= Supplied information =
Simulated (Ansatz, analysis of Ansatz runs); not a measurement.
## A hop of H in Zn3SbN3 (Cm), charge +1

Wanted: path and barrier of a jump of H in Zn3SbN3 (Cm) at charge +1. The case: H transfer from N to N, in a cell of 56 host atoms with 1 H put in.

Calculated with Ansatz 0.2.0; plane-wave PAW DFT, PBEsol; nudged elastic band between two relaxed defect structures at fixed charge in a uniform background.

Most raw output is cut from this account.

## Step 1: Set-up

= Activity =
Word for word, copy every entry.

= Written reply =
Simulated (Ansatz, analysis of Ansatz runs); not a measurement.
## A hop of H in Zn3SbN3 (Cm), charge +1

Wanted: path and barrier of a jump of H in Zn3SbN3 (Cm) at charge +1. The case: H transfer from N to N, in a cell of 56 host atoms with 1 H put in.

Calculated with Ansatz 0.2.0; plane-wave PAW DFT, PBEsol; nudged elastic band between two relaxed defect structures at fixed charge in a uniform background.

Most raw output is cut from this account.

## Step 1: Set-up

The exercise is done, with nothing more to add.